> Raw data
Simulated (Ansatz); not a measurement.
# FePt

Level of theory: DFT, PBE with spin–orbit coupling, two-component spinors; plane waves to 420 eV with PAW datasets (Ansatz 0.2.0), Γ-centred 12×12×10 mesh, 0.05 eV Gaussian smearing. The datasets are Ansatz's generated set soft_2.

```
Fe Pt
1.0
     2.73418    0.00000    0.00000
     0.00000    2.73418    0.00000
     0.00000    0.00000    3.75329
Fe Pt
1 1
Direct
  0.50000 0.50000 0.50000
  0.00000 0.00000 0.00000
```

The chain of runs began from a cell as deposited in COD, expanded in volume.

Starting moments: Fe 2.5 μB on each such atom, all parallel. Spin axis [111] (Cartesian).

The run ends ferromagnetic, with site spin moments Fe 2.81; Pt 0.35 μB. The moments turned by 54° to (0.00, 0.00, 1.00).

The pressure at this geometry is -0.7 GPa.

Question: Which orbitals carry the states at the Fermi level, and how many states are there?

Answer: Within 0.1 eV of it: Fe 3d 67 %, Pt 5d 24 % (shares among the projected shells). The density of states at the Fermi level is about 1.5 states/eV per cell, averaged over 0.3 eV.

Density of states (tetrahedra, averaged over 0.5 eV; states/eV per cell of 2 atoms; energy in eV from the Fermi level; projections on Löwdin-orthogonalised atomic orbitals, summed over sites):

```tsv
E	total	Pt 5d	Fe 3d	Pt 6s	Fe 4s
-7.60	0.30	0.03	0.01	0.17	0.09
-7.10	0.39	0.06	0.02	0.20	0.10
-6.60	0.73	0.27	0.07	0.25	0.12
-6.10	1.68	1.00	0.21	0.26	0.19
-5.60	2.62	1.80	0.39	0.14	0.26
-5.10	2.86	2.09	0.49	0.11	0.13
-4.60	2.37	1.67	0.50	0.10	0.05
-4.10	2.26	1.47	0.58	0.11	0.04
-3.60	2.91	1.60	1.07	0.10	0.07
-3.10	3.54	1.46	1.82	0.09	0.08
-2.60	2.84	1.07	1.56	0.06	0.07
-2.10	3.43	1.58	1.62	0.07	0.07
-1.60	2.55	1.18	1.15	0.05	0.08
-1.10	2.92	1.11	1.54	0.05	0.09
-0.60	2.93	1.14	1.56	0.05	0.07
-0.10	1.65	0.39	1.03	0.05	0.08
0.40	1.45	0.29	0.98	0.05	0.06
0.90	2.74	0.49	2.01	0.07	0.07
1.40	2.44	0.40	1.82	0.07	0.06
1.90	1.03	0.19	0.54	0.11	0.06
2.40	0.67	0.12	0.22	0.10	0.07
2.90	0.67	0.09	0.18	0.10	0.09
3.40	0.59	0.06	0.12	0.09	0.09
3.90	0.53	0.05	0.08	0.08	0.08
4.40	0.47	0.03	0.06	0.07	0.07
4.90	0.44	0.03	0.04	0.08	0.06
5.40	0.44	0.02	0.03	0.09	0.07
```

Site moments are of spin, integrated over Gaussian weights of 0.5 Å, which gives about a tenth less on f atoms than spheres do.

> Work request
Output, from the data above, the lines from the line with "Level of theory: DFT, PBE" to the line with "Question: Which orbitals" exactly as they stand, both ends included and nothing else.

> Response
Level of theory: DFT, PBE with spin–orbit coupling, two-component spinors; plane waves to 420 eV with PAW datasets (Ansatz 0.2.0), Γ-centred 12×12×10 mesh, 0.05 eV Gaussian smearing. The datasets are Ansatz's generated set soft_2.

```
Fe Pt
1.0
     2.73418    0.00000    0.00000
     0.00000    2.73418    0.00000
     0.00000    0.00000    3.75329
Fe Pt
1 1
Direct
  0.50000 0.50000 0.50000
  0.00000 0.00000 0.00000
```

The chain of runs began from a cell as deposited in COD, expanded in volume.

Starting moments: Fe 2.5 μB on each such atom, all parallel. Spin axis [111] (Cartesian).

The run ends ferromagnetic, with site spin moments Fe 2.81; Pt 0.35 μB. The moments turned by 54° to (0.00, 0.00, 1.00).

The pressure at this geometry is -0.7 GPa.

Question: Which orbitals carry the states at the Fermi level, and how many states are there?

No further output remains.